● **DATA SECTION**
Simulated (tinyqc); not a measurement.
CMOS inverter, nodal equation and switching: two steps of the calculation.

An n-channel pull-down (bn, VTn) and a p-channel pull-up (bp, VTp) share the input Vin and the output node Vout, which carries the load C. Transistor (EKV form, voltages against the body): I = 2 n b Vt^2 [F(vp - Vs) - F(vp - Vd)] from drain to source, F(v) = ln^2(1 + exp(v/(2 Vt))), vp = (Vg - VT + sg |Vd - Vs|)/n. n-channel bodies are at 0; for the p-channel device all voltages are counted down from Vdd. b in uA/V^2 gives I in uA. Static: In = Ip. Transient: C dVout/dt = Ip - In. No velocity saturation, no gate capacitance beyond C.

● **EXERCISE**
Line by line, retype the data exactly as written.

● **EXERCISE RESULT**
Simulated (tinyqc); not a measurement.
CMOS inverter, nodal equation and switching: two steps of the calculation.

An n-channel pull-down (bn, VTn) and a p-channel pull-up (bp, VTp) share the input Vin and the output node Vout, which carries the load C. Transistor (EKV form, voltages against the body): I = 2 n b Vt^2 [F(vp - Vs) - F(vp - Vd)] from drain to source, F(v) = ln^2(1 + exp(v/(2 Vt))), vp = (Vg - VT + sg |Vd - Vs|)/n. n-channel bodies are at 0; for the p-channel device all voltages are counted down from Vdd. b in uA/V^2 gives I in uA. Static: In = Ip. Transient: C dVout/dt = Ip - In. No velocity saturation, no gate capacitance beyond C.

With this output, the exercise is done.